Work instruction — Produce the records below again, word for word, but stop after the line that contains "Result: None (metal".

━━ Data to examine
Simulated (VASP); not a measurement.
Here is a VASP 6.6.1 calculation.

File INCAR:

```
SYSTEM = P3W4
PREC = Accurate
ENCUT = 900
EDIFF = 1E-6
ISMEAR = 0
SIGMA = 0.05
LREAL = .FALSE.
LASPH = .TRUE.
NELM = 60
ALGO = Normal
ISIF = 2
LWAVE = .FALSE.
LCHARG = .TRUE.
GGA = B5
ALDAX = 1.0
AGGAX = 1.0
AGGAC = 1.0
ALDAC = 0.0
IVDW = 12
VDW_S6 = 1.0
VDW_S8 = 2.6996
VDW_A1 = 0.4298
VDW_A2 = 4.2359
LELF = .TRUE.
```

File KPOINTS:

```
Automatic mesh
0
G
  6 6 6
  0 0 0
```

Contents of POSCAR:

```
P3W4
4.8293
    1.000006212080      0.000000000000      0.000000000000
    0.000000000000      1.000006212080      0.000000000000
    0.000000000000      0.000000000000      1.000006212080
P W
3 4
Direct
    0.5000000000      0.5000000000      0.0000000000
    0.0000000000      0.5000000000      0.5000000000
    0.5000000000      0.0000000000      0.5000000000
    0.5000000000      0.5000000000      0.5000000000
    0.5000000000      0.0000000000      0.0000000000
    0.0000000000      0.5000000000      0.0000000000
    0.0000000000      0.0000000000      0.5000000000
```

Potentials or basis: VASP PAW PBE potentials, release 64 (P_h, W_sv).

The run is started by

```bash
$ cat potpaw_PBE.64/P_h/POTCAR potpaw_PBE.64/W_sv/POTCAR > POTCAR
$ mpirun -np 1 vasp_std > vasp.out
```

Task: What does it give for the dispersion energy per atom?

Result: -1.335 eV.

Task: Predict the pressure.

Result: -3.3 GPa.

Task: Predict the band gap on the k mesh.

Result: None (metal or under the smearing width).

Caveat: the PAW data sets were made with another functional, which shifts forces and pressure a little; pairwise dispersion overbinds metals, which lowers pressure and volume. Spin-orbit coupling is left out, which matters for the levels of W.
━━━━

Task result —
Simulated (VASP); not a measurement.
Here is a VASP 6.6.1 calculation.

File INCAR:

```
SYSTEM = P3W4
PREC = Accurate
ENCUT = 900
EDIFF = 1E-6
ISMEAR = 0
SIGMA = 0.05
LREAL = .FALSE.
LASPH = .TRUE.
NELM = 60
ALGO = Normal
ISIF = 2
LWAVE = .FALSE.
LCHARG = .TRUE.
GGA = B5
ALDAX = 1.0
AGGAX = 1.0
AGGAC = 1.0
ALDAC = 0.0
IVDW = 12
VDW_S6 = 1.0
VDW_S8 = 2.6996
VDW_A1 = 0.4298
VDW_A2 = 4.2359
LELF = .TRUE.
```

File KPOINTS:

```
Automatic mesh
0
G
  6 6 6
  0 0 0
```

Contents of POSCAR:

```
P3W4
4.8293
    1.000006212080      0.000000000000      0.000000000000
    0.000000000000      1.000006212080      0.000000000000
    0.000000000000      0.000000000000      1.000006212080
P W
3 4
Direct
    0.5000000000      0.5000000000      0.0000000000
    0.0000000000      0.5000000000      0.5000000000
    0.5000000000      0.0000000000      0.5000000000
    0.5000000000      0.5000000000      0.5000000000
    0.5000000000      0.0000000000      0.0000000000
    0.0000000000      0.5000000000      0.0000000000
    0.0000000000      0.0000000000      0.5000000000
```

Potentials or basis: VASP PAW PBE potentials, release 64 (P_h, W_sv).

The run is started by

```bash
$ cat potpaw_PBE.64/P_h/POTCAR potpaw_PBE.64/W_sv/POTCAR > POTCAR
$ mpirun -np 1 vasp_std > vasp.out
```

Task: What does it give for the dispersion energy per atom?

Result: -1.335 eV.

Task: Predict the pressure.

Result: -3.3 GPa.

Task: Predict the band gap on the k mesh.

Result: None (metal or under the smearing width).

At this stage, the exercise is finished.